####
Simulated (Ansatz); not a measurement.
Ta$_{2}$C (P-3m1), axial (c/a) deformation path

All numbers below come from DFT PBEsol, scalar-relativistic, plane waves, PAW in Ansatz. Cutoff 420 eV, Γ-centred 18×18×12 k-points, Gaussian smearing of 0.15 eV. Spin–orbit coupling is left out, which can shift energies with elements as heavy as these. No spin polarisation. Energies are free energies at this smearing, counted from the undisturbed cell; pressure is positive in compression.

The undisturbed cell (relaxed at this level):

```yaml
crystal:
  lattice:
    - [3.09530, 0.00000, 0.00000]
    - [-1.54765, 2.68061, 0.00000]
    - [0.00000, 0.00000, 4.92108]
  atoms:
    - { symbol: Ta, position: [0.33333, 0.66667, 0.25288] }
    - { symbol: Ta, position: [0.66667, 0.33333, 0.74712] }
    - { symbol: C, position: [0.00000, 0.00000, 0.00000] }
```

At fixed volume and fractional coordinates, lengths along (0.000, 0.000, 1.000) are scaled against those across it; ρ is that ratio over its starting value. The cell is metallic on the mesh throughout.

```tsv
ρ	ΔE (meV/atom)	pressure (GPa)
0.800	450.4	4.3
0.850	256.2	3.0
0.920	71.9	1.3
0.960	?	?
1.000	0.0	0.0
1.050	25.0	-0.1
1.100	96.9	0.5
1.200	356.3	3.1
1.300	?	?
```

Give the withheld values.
####

*WORK REQUEST*. Going down from the first line of the entries above, restate each line word for word until the line holding "(c/a) deformation path" is done.

*SOLUTION*.
Simulated (Ansatz); not a measurement.
Ta$_{2}$C (P-3m1), axial (c/a) deformation path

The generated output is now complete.